# WORK TASK:
Write out exactly the lines of the entries below, from the first through the line containing "## Step 1: Set-up", and nothing beyond them.

*** MATERIAL PROVIDED

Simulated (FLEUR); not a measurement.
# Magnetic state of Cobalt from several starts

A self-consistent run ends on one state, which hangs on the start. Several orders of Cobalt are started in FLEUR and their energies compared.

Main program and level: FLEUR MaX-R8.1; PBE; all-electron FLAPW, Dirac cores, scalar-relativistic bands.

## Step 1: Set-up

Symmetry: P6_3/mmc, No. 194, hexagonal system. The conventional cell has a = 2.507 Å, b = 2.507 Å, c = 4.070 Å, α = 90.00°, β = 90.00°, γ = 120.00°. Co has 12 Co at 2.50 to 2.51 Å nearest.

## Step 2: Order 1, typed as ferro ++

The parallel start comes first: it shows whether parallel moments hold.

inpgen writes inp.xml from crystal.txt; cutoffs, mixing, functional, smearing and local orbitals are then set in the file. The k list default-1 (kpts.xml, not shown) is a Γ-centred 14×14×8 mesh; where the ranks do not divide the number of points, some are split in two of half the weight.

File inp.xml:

******

# WORKED SOLUTION:
Simulated (FLEUR); not a measurement.
# Magnetic state of Cobalt from several starts

A self-consistent run ends on one state, which hangs on the start. Several orders of Cobalt are started in FLEUR and their energies compared.

Main program and level: FLEUR MaX-R8.1; PBE; all-electron FLAPW, Dirac cores, scalar-relativistic bands.

## Step 1: Set-up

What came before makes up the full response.